##### INPUT DATA #####
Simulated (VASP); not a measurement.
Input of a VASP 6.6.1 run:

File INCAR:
#####

Give back exactly the lines of the listing, starting with the first and ending with the one bearing "Input of a VASP". Add no other lines.

RESPONSE:
Simulated (VASP); not a measurement.
Input of a VASP 6.6.1 run:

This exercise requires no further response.